*** DATA SECTION ***

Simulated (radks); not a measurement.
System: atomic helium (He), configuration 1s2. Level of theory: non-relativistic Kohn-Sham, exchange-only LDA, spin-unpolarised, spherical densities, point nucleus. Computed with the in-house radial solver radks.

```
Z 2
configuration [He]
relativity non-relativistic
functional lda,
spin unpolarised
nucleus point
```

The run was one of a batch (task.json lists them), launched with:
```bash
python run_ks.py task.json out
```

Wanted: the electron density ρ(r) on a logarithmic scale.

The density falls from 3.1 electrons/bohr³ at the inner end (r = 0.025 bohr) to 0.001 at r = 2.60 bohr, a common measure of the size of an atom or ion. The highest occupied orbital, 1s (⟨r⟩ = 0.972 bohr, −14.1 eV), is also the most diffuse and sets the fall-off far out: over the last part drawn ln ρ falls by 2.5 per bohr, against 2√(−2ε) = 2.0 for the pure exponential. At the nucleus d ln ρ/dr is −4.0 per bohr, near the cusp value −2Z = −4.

***

WORK REQUEST: Make a verbatim copy of every entry shown above.

EXPECTED ANSWER:
Simulated (radks); not a measurement.
System: atomic helium (He), configuration 1s2. Level of theory: non-relativistic Kohn-Sham, exchange-only LDA, spin-unpolarised, spherical densities, point nucleus. Computed with the in-house radial solver radks.

```
Z 2
configuration [He]
relativity non-relativistic
functional lda,
spin unpolarised
nucleus point
```

The run was one of a batch (task.json lists them), launched with:
```bash
python run_ks.py task.json out
```

Wanted: the electron density ρ(r) on a logarithmic scale.

The density falls from 3.1 electrons/bohr³ at the inner end (r = 0.025 bohr) to 0.001 at r = 2.60 bohr, a common measure of the size of an atom or ion. The highest occupied orbital, 1s (⟨r⟩ = 0.972 bohr, −14.1 eV), is also the most diffuse and sets the fall-off far out: over the last part drawn ln ρ falls by 2.5 per bohr, against 2√(−2ε) = 2.0 for the pure exponential. At the nucleus d ln ρ/dr is −4.0 per bohr, near the cusp value −2Z = −4.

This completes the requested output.